_REQUIRED ACTION_
Would you transcribe each of the entries exactly, with nothing added or dropped?

_DATA FOR ANALYSIS_
━━━━━━

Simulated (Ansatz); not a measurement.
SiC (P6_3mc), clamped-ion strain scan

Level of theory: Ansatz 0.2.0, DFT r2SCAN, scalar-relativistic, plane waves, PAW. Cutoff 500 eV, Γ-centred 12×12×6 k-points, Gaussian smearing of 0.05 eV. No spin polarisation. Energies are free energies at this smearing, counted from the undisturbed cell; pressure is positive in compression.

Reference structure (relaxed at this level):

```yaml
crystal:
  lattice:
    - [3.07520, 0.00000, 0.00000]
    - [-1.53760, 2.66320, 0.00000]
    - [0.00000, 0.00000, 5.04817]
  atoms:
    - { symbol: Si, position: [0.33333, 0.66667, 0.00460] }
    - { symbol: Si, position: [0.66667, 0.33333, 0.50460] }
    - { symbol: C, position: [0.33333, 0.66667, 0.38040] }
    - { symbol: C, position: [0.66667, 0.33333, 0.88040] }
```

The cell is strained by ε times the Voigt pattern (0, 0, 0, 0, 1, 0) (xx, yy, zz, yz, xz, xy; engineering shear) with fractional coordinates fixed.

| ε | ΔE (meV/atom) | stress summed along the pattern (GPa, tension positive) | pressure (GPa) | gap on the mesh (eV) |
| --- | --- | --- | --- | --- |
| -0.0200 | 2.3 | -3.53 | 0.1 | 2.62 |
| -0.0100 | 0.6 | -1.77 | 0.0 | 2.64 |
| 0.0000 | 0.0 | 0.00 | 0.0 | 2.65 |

━━━━━━

_TASK RESPONSE_
Simulated (Ansatz); not a measurement.
SiC (P6_3mc), clamped-ion strain scan

Level of theory: Ansatz 0.2.0, DFT r2SCAN, scalar-relativistic, plane waves, PAW. Cutoff 500 eV, Γ-centred 12×12×6 k-points, Gaussian smearing of 0.05 eV. No spin polarisation. Energies are free energies at this smearing, counted from the undisturbed cell; pressure is positive in compression.

Reference structure (relaxed at this level):

```yaml
crystal:
  lattice:
    - [3.07520, 0.00000, 0.00000]
    - [-1.53760, 2.66320, 0.00000]
    - [0.00000, 0.00000, 5.04817]
  atoms:
    - { symbol: Si, position: [0.33333, 0.66667, 0.00460] }
    - { symbol: Si, position: [0.66667, 0.33333, 0.50460] }
    - { symbol: C, position: [0.33333, 0.66667, 0.38040] }
    - { symbol: C, position: [0.66667, 0.33333, 0.88040] }
```

The cell is strained by ε times the Voigt pattern (0, 0, 0, 0, 1, 0) (xx, yy, zz, yz, xz, xy; engineering shear) with fractional coordinates fixed.

| ε | ΔE (meV/atom) | stress summed along the pattern (GPa, tension positive) | pressure (GPa) | gap on the mesh (eV) |
| --- | --- | --- | --- | --- |
| -0.0200 | 2.3 | -3.53 | 0.1 | 2.62 |
| -0.0100 | 0.6 | -1.77 | 0.0 | 2.64 |
| 0.0000 | 0.0 | 0.00 | 0.0 | 2.65 |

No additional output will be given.